— Work instruction —
Every entry is to be set down a second time, precisely as written.

*** Given information Section Begins ***
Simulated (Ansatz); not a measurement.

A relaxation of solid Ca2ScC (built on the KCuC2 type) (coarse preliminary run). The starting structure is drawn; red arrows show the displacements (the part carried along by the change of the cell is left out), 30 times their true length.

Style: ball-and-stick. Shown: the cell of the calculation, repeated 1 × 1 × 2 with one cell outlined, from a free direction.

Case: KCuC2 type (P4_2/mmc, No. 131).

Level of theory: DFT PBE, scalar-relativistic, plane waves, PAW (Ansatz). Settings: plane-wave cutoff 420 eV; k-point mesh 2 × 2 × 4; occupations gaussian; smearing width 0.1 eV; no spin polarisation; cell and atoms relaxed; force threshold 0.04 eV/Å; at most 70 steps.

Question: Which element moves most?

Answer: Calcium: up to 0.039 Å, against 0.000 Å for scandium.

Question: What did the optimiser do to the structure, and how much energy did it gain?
*** Given information Section Ends ***

— Task response —
Simulated (Ansatz); not a measurement.

A relaxation of solid Ca2ScC (built on the KCuC2 type) (coarse preliminary run). The starting structure is drawn; red arrows show the displacements (the part carried along by the change of the cell is left out), 30 times their true length.

Style: ball-and-stick. Shown: the cell of the calculation, repeated 1 × 1 × 2 with one cell outlined, from a free direction.

Case: KCuC2 type (P4_2/mmc, No. 131).

Level of theory: DFT PBE, scalar-relativistic, plane waves, PAW (Ansatz). Settings: plane-wave cutoff 420 eV; k-point mesh 2 × 2 × 4; occupations gaussian; smearing width 0.1 eV; no spin polarisation; cell and atoms relaxed; force threshold 0.04 eV/Å; at most 70 steps.

Question: Which element moves most?

Answer: Calcium: up to 0.039 Å, against 0.000 Å for scandium.

Question: What did the optimiser do to the structure, and how much energy did it gain?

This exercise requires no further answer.